(Information shown)

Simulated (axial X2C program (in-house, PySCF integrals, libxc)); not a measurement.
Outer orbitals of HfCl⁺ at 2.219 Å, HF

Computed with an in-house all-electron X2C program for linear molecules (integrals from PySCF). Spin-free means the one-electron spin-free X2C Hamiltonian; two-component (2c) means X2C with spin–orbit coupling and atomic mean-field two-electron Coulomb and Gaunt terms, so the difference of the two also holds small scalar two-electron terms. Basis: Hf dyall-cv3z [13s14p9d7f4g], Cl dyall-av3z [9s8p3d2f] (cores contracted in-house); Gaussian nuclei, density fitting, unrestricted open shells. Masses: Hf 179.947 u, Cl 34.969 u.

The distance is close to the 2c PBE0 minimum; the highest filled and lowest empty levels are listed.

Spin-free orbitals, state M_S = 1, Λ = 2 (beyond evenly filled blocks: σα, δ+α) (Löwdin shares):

(End Information shown)

**Requirement**
Your response should consist of the whole listing, repeated exactly.

**Expected answer**
Simulated (axial X2C program (in-house, PySCF integrals, libxc)); not a measurement.
Outer orbitals of HfCl⁺ at 2.219 Å, HF

Computed with an in-house all-electron X2C program for linear molecules (integrals from PySCF). Spin-free means the one-electron spin-free X2C Hamiltonian; two-component (2c) means X2C with spin–orbit coupling and atomic mean-field two-electron Coulomb and Gaunt terms, so the difference of the two also holds small scalar two-electron terms. Basis: Hf dyall-cv3z [13s14p9d7f4g], Cl dyall-av3z [9s8p3d2f] (cores contracted in-house); Gaussian nuclei, density fitting, unrestricted open shells. Masses: Hf 179.947 u, Cl 34.969 u.

The distance is close to the 2c PBE0 minimum; the highest filled and lowest empty levels are listed.

Spin-free orbitals, state M_S = 1, Λ = 2 (beyond evenly filled blocks: σα, δ+α) (Löwdin shares):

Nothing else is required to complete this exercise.